= = = = =

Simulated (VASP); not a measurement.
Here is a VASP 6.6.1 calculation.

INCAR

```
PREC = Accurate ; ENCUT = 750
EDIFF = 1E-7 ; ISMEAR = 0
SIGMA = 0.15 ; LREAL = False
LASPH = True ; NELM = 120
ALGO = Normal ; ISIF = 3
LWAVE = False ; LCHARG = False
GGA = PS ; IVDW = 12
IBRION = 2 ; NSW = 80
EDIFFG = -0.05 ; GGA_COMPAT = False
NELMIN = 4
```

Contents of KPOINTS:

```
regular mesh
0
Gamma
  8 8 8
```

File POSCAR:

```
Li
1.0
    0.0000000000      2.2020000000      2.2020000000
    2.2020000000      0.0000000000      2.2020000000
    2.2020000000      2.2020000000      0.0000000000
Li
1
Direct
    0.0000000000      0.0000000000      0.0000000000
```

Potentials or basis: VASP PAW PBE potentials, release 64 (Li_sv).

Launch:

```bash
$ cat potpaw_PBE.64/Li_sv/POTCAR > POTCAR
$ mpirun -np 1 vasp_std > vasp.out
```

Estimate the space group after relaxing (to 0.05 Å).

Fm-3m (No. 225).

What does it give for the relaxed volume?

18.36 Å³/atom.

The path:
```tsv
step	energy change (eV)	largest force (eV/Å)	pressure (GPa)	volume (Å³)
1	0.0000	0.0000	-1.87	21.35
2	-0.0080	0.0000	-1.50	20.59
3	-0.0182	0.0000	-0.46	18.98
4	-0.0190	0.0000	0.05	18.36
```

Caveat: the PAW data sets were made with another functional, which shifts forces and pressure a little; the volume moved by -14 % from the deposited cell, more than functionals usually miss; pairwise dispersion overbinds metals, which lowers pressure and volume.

= = = = =

Output the listing verbatim through the "What does it give for the relaxed volume?" line.

Simulated (VASP); not a measurement.
Here is a VASP 6.6.1 calculation.

INCAR

```
PREC = Accurate ; ENCUT = 750
EDIFF = 1E-7 ; ISMEAR = 0
SIGMA = 0.15 ; LREAL = False
LASPH = True ; NELM = 120
ALGO = Normal ; ISIF = 3
LWAVE = False ; LCHARG = False
GGA = PS ; IVDW = 12
IBRION = 2 ; NSW = 80
EDIFFG = -0.05 ; GGA_COMPAT = False
NELMIN = 4
```

Contents of KPOINTS:

```
regular mesh
0
Gamma
  8 8 8
```

File POSCAR:

```
Li
1.0
    0.0000000000      2.2020000000      2.2020000000
    2.2020000000      0.0000000000      2.2020000000
    2.2020000000      2.2020000000      0.0000000000
Li
1
Direct
    0.0000000000      0.0000000000      0.0000000000
```

Potentials or basis: VASP PAW PBE potentials, release 64 (Li_sv).

Launch:

```bash
$ cat potpaw_PBE.64/Li_sv/POTCAR > POTCAR
$ mpirun -np 1 vasp_std > vasp.out
```

Estimate the space group after relaxing (to 0.05 Å).

Fm-3m (No. 225).

What does it give for the relaxed volume?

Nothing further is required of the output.